— Brief —
Below are records that must be duplicated exactly.

— Information —
--- START ---

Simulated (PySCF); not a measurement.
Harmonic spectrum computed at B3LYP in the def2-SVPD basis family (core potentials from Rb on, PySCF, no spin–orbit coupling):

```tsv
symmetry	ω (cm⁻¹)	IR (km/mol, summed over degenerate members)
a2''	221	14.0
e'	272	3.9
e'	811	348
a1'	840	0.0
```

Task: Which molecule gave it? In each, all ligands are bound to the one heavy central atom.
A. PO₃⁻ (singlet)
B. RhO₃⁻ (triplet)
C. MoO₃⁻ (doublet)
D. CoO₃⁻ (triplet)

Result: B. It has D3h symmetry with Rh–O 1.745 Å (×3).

--- END ---

— Exercise solution —
Simulated (PySCF); not a measurement.
Harmonic spectrum computed at B3LYP in the def2-SVPD basis family (core potentials from Rb on, PySCF, no spin–orbit coupling):

```tsv
symmetry	ω (cm⁻¹)	IR (km/mol, summed over degenerate members)
a2''	221	14.0
e'	272	3.9
e'	811	348
a1'	840	0.0
```

Task: Which molecule gave it? In each, all ligands are bound to the one heavy central atom.
A. PO₃⁻ (singlet)
B. RhO₃⁻ (triplet)
C. MoO₃⁻ (doublet)
D. CoO₃⁻ (triplet)

Result: B. It has D3h symmetry with Rh–O 1.745 Å (×3).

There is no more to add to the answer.